◆ Excerpted records

=== Begin Enclosure ===

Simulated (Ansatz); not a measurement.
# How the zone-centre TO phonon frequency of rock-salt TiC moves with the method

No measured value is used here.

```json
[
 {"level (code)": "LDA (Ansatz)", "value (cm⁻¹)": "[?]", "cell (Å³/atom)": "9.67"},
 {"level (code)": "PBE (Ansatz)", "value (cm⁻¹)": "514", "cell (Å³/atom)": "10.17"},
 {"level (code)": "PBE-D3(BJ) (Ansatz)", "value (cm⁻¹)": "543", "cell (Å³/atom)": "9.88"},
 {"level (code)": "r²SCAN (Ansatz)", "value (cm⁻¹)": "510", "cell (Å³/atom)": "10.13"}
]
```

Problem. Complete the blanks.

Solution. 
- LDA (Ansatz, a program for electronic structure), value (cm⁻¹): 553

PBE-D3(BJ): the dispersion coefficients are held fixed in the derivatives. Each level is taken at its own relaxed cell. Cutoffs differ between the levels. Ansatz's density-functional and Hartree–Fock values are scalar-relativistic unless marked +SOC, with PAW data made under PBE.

=== End Enclosure ===

◆ Work item
The lines running from the start of the data through the one that contains "Problem. Complete the blanks." should be reproduced exactly, and only those.

◆ Task solution
Simulated (Ansatz); not a measurement.
# How the zone-centre TO phonon frequency of rock-salt TiC moves with the method

No measured value is used here.

```json
[
 {"level (code)": "LDA (Ansatz)", "value (cm⁻¹)": "[?]", "cell (Å³/atom)": "9.67"},
 {"level (code)": "PBE (Ansatz)", "value (cm⁻¹)": "514", "cell (Å³/atom)": "10.17"},
 {"level (code)": "PBE-D3(BJ) (Ansatz)", "value (cm⁻¹)": "543", "cell (Å³/atom)": "9.88"},
 {"level (code)": "r²SCAN (Ansatz)", "value (cm⁻¹)": "510", "cell (Å³/atom)": "10.13"}
]
```

Problem. Complete the blanks.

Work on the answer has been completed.